ACTIVITY
Stop after the line that contains "9.34 | 0.01 |"; until then, restate each line of the entries word for word from the very first.

GIVEN RECORDS
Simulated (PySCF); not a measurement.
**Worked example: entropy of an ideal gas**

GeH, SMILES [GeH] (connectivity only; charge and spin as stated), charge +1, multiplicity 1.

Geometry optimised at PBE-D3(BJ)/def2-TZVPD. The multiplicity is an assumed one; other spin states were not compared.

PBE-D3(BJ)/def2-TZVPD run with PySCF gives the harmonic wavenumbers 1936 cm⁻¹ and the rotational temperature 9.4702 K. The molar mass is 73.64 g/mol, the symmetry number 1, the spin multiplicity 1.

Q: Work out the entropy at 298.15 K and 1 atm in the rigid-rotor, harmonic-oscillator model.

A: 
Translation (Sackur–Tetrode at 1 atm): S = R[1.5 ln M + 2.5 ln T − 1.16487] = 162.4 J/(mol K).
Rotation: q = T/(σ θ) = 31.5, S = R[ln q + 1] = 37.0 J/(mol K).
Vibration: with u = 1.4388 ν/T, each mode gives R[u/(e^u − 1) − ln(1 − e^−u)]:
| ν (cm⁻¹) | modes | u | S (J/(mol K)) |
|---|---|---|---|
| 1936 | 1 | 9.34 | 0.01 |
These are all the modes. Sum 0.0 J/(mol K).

TASK RESULT
Simulated (PySCF); not a measurement.
**Worked example: entropy of an ideal gas**

GeH, SMILES [GeH] (connectivity only; charge and spin as stated), charge +1, multiplicity 1.

Geometry optimised at PBE-D3(BJ)/def2-TZVPD. The multiplicity is an assumed one; other spin states were not compared.

PBE-D3(BJ)/def2-TZVPD run with PySCF gives the harmonic wavenumbers 1936 cm⁻¹ and the rotational temperature 9.4702 K. The molar mass is 73.64 g/mol, the symmetry number 1, the spin multiplicity 1.

Q: Work out the entropy at 298.15 K and 1 atm in the rigid-rotor, harmonic-oscillator model.

A: 
Translation (Sackur–Tetrode at 1 atm): S = R[1.5 ln M + 2.5 ln T − 1.16487] = 162.4 J/(mol K).
Rotation: q = T/(σ θ) = 31.5, S = R[ln q + 1] = 37.0 J/(mol K).
Vibration: with u = 1.4388 ν/T, each mode gives R[u/(e^u − 1) − ln(1 − e^−u)]:
| ν (cm⁻¹) | modes | u | S (J/(mol K)) |
|---|---|---|---|
| 1936 | 1 | 9.34 | 0.01 |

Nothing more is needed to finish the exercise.